• _Activity_
Transcribe each line of the material with no alterations.

Start of Data for review
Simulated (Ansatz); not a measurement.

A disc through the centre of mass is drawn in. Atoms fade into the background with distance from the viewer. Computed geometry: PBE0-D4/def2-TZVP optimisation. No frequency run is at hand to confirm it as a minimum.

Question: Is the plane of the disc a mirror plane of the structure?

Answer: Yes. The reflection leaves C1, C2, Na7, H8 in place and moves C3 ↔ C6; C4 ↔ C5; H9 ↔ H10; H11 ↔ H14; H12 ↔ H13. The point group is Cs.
End of Data for review

• _Response_
Simulated (Ansatz); not a measurement.

A disc through the centre of mass is drawn in. Atoms fade into the background with distance from the viewer. Computed geometry: PBE0-D4/def2-TZVP optimisation. No frequency run is at hand to confirm it as a minimum.

Question: Is the plane of the disc a mirror plane of the structure?

Answer: Yes. The reflection leaves C1, C2, Na7, H8 in place and moves C3 ↔ C6; C4 ↔ C5; H9 ↔ H10; H11 ↔ H14; H12 ↔ H13. The point group is Cs.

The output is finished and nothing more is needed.